==========

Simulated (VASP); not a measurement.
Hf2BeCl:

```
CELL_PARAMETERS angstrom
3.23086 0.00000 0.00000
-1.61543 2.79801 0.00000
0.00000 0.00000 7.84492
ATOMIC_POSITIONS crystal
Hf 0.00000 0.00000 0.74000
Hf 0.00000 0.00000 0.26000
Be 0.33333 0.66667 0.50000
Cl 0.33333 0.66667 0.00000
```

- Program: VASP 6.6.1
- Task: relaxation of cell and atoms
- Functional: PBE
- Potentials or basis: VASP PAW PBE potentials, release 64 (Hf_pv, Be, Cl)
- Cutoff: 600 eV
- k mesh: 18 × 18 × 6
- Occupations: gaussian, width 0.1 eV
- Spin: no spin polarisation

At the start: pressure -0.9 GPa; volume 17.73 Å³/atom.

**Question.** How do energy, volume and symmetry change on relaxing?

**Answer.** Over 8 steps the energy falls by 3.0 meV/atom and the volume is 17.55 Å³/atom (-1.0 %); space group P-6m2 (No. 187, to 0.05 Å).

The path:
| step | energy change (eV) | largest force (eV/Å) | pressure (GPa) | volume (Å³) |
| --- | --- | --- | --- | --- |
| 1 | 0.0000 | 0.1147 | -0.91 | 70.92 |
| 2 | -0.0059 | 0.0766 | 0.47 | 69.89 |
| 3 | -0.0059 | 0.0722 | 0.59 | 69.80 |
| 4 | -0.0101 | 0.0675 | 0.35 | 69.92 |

==========

Action item:
Give back the full listing above, exactly as it reads.

Task response:
Simulated (VASP); not a measurement.
Hf2BeCl:

```
CELL_PARAMETERS angstrom
3.23086 0.00000 0.00000
-1.61543 2.79801 0.00000
0.00000 0.00000 7.84492
ATOMIC_POSITIONS crystal
Hf 0.00000 0.00000 0.74000
Hf 0.00000 0.00000 0.26000
Be 0.33333 0.66667 0.50000
Cl 0.33333 0.66667 0.00000
```

- Program: VASP 6.6.1
- Task: relaxation of cell and atoms
- Functional: PBE
- Potentials or basis: VASP PAW PBE potentials, release 64 (Hf_pv, Be, Cl)
- Cutoff: 600 eV
- k mesh: 18 × 18 × 6
- Occupations: gaussian, width 0.1 eV
- Spin: no spin polarisation

At the start: pressure -0.9 GPa; volume 17.73 Å³/atom.

**Question.** How do energy, volume and symmetry change on relaxing?

**Answer.** Over 8 steps the energy falls by 3.0 meV/atom and the volume is 17.55 Å³/atom (-1.0 %); space group P-6m2 (No. 187, to 0.05 Å).

The path:
| step | energy change (eV) | largest force (eV/Å) | pressure (GPa) | volume (Å³) |
| --- | --- | --- | --- | --- |
| 1 | 0.0000 | 0.1147 | -0.91 | 70.92 |
| 2 | -0.0059 | 0.0766 | 0.47 | 69.89 |
| 3 | -0.0059 | 0.0722 | 0.59 | 69.80 |
| 4 | -0.0101 | 0.0675 | 0.35 | 69.92 |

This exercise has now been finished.